- Material supplied:
*** Block opens ***

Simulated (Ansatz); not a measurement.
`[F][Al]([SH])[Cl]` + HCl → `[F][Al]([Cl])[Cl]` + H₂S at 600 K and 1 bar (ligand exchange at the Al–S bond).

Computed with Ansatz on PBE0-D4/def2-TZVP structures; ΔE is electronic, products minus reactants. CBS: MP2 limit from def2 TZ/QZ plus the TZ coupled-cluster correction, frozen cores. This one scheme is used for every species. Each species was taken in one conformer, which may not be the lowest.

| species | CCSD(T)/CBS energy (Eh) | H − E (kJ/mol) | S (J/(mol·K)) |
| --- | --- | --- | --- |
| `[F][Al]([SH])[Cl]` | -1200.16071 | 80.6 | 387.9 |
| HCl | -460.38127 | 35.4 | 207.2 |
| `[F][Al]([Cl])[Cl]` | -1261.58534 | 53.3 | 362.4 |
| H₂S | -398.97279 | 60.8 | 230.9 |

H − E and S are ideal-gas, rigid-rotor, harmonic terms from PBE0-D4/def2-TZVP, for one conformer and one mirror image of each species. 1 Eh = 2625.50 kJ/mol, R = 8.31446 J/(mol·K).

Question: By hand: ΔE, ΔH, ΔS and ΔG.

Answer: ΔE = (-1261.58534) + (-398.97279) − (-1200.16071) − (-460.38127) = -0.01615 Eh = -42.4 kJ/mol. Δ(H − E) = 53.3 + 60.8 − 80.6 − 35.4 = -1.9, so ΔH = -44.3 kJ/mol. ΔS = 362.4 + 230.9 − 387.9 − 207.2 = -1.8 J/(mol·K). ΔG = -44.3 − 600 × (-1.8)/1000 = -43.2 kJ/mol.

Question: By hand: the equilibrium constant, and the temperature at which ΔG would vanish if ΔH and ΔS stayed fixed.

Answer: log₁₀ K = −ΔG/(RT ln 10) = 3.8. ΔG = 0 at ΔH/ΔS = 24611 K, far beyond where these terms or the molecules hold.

*** Block closes ***

- Required action: Once the line containing "35.4 | 207.2 |" has been set down, nothing more is wanted; set down each line of the listing above up to it exactly, starting with the first.

- Your solution:
Simulated (Ansatz); not a measurement.
`[F][Al]([SH])[Cl]` + HCl → `[F][Al]([Cl])[Cl]` + H₂S at 600 K and 1 bar (ligand exchange at the Al–S bond).

Computed with Ansatz on PBE0-D4/def2-TZVP structures; ΔE is electronic, products minus reactants. CBS: MP2 limit from def2 TZ/QZ plus the TZ coupled-cluster correction, frozen cores. This one scheme is used for every species. Each species was taken in one conformer, which may not be the lowest.

| species | CCSD(T)/CBS energy (Eh) | H − E (kJ/mol) | S (J/(mol·K)) |
| --- | --- | --- | --- |
| `[F][Al]([SH])[Cl]` | -1200.16071 | 80.6 | 387.9 |
| HCl | -460.38127 | 35.4 | 207.2 |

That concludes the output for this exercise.